=== Data to examine ===

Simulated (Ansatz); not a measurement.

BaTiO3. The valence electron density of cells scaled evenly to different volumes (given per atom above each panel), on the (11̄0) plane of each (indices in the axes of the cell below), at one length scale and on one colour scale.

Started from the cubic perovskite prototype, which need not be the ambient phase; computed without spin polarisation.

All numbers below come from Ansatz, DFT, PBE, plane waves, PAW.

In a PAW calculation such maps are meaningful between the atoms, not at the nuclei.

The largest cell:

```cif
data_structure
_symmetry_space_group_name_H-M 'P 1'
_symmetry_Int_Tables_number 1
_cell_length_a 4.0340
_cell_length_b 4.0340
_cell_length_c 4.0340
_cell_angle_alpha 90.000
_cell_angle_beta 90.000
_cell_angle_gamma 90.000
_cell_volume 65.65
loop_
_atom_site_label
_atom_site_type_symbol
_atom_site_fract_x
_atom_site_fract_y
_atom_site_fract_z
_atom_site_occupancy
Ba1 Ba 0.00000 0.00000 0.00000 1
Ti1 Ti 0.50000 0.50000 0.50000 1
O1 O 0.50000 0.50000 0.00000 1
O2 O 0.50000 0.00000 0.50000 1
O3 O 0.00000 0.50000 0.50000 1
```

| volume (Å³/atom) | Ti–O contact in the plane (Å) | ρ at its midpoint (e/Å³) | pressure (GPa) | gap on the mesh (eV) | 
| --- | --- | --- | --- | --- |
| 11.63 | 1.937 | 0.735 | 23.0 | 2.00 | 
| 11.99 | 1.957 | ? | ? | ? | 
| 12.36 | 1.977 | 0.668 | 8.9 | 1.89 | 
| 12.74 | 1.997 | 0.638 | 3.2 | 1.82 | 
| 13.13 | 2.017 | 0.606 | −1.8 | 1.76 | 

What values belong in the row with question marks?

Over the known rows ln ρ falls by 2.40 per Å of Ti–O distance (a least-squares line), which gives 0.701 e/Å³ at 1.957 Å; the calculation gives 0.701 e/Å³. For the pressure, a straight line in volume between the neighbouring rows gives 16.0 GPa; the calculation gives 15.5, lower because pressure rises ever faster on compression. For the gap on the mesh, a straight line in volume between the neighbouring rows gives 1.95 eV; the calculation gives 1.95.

===

* Brief:
Give again, word for word, the lines of the listing, starting at its first line and ending with the line containing "mesh (eV) |".

* Written solution:
Simulated (Ansatz); not a measurement.

BaTiO3. The valence electron density of cells scaled evenly to different volumes (given per atom above each panel), on the (11̄0) plane of each (indices in the axes of the cell below), at one length scale and on one colour scale.

Started from the cubic perovskite prototype, which need not be the ambient phase; computed without spin polarisation.

All numbers below come from Ansatz, DFT, PBE, plane waves, PAW.

In a PAW calculation such maps are meaningful between the atoms, not at the nuclei.

The largest cell:

```cif
data_structure
_symmetry_space_group_name_H-M 'P 1'
_symmetry_Int_Tables_number 1
_cell_length_a 4.0340
_cell_length_b 4.0340
_cell_length_c 4.0340
_cell_angle_alpha 90.000
_cell_angle_beta 90.000
_cell_angle_gamma 90.000
_cell_volume 65.65
loop_
_atom_site_label
_atom_site_type_symbol
_atom_site_fract_x
_atom_site_fract_y
_atom_site_fract_z
_atom_site_occupancy
Ba1 Ba 0.00000 0.00000 0.00000 1
Ti1 Ti 0.50000 0.50000 0.50000 1
O1 O 0.50000 0.50000 0.00000 1
O2 O 0.50000 0.00000 0.50000 1
O3 O 0.00000 0.50000 0.50000 1
```

| volume (Å³/atom) | Ti–O contact in the plane (Å) | ρ at its midpoint (e/Å³) | pressure (GPa) | gap on the mesh (eV) | 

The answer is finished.